## Exercise
Return all of the entries below exactly as they are given.

## Data
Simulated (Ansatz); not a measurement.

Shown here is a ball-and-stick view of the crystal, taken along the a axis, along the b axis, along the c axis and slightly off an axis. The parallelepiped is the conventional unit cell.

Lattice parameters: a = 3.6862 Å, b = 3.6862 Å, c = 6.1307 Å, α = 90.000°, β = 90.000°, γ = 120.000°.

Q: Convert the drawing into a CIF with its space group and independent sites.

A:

## Written response
Simulated (Ansatz); not a measurement.

Shown here is a ball-and-stick view of the crystal, taken along the a axis, along the b axis, along the c axis and slightly off an axis. The parallelepiped is the conventional unit cell.

Lattice parameters: a = 3.6862 Å, b = 3.6862 Å, c = 6.1307 Å, α = 90.000°, β = 90.000°, γ = 120.000°.

Q: Convert the drawing into a CIF with its space group and independent sites.

A:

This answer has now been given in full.